#### INFORMATION:
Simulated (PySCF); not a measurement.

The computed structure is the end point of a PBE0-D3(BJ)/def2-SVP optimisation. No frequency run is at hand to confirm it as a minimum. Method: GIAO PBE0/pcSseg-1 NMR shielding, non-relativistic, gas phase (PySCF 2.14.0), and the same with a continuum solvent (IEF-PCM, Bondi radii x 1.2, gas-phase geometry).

#### ACTION ITEM:
Write each entry out again, exactly as it reads above.

#### WRITTEN ANSWER:
Simulated (PySCF); not a measurement.

The computed structure is the end point of a PBE0-D3(BJ)/def2-SVP optimisation. No frequency run is at hand to confirm it as a minimum. Method: GIAO PBE0/pcSseg-1 NMR shielding, non-relativistic, gas phase (PySCF 2.14.0), and the same with a continuum solvent (IEF-PCM, Bondi radii x 1.2, gas-phase geometry).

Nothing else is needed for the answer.